> _Work instruction_:
Output only the stretch of the listing that starts at the line containing "-0.60 | 1.12 | 3 |" and ends at the line containing "2.00 | 1.55 | 3 |", reproduced exactly with both ends.

*** Data supplied Section Begins ***

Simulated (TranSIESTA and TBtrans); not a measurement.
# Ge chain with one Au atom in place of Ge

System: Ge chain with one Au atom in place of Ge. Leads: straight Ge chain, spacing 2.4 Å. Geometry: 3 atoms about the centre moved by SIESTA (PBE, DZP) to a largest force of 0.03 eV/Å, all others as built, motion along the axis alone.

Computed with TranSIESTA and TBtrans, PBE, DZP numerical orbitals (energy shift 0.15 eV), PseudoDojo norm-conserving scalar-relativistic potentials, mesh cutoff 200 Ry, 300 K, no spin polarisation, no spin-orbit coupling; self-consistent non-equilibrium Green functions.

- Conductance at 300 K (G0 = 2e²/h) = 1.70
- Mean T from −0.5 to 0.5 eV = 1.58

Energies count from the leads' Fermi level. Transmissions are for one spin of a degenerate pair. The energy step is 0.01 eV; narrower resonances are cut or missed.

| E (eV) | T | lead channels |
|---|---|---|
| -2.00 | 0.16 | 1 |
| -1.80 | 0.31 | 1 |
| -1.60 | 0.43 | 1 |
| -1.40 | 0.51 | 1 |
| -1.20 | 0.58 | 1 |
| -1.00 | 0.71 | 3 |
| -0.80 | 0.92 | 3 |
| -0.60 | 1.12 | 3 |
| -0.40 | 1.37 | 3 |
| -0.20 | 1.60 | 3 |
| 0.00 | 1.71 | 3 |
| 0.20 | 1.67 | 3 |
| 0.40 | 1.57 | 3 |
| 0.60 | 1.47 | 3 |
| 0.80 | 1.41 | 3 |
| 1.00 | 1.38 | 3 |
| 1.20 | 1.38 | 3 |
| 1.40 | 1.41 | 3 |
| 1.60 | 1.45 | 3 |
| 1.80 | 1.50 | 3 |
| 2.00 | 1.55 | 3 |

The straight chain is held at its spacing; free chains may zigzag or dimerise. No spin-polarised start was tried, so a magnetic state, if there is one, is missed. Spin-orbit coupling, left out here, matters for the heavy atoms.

*** Data supplied Section Ends ***

> _Result_:
| -0.60 | 1.12 | 3 |
| -0.40 | 1.37 | 3 |
| -0.20 | 1.60 | 3 |
| 0.00 | 1.71 | 3 |
| 0.20 | 1.67 | 3 |
| 0.40 | 1.57 | 3 |
| 0.60 | 1.47 | 3 |
| 0.80 | 1.41 | 3 |
| 1.00 | 1.38 | 3 |
| 1.20 | 1.38 | 3 |
| 1.40 | 1.41 | 3 |
| 1.60 | 1.45 | 3 |
| 1.80 | 1.50 | 3 |
| 2.00 | 1.55 | 3 |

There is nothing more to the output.